**Given data**
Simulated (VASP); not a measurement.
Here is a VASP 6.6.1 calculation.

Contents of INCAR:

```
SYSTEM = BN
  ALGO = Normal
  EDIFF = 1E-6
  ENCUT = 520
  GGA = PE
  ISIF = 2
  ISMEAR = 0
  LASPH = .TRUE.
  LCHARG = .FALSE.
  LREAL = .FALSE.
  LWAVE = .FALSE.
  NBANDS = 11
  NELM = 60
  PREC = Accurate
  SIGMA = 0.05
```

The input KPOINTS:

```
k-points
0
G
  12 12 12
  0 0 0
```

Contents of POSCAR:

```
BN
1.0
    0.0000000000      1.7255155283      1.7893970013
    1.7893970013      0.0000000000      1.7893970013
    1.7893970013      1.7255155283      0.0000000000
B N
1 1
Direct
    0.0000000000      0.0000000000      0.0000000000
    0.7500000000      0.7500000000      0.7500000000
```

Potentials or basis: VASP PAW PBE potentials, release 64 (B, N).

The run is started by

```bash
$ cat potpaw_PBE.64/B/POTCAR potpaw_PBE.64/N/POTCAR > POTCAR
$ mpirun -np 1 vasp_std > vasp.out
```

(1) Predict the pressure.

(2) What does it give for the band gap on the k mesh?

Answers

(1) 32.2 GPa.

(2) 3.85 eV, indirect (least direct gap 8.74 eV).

**Requirement**
Verbatim and in full, return the listing above.

**Written response**
Simulated (VASP); not a measurement.
Here is a VASP 6.6.1 calculation.

Contents of INCAR:

```
SYSTEM = BN
  ALGO = Normal
  EDIFF = 1E-6
  ENCUT = 520
  GGA = PE
  ISIF = 2
  ISMEAR = 0
  LASPH = .TRUE.
  LCHARG = .FALSE.
  LREAL = .FALSE.
  LWAVE = .FALSE.
  NBANDS = 11
  NELM = 60
  PREC = Accurate
  SIGMA = 0.05
```

The input KPOINTS:

```
k-points
0
G
  12 12 12
  0 0 0
```

Contents of POSCAR:

```
BN
1.0
    0.0000000000      1.7255155283      1.7893970013
    1.7893970013      0.0000000000      1.7893970013
    1.7893970013      1.7255155283      0.0000000000
B N
1 1
Direct
    0.0000000000      0.0000000000      0.0000000000
    0.7500000000      0.7500000000      0.7500000000
```

Potentials or basis: VASP PAW PBE potentials, release 64 (B, N).

The run is started by

```bash
$ cat potpaw_PBE.64/B/POTCAR potpaw_PBE.64/N/POTCAR > POTCAR
$ mpirun -np 1 vasp_std > vasp.out
```

(1) Predict the pressure.

(2) What does it give for the band gap on the k mesh?

Answers

(1) 32.2 GPa.

(2) 3.85 eV, indirect (least direct gap 8.74 eV).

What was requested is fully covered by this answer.